Information provided ▸
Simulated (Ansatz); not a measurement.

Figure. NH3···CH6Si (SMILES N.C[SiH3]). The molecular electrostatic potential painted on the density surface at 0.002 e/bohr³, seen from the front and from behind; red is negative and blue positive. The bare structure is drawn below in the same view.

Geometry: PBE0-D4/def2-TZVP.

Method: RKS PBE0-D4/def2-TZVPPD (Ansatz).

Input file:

Brief ▸
With the first line being the one containing "Geometry: PBE0-D4/def2-TZVP." and the last line the one containing "Method: RKS PBE0-D4/def2-TZVPPD (Ansatz).", transcribe exactly the lines above that fall in that range.

Expected answer ▸
Geometry: PBE0-D4/def2-TZVP.

Method: RKS PBE0-D4/def2-TZVPPD (Ansatz).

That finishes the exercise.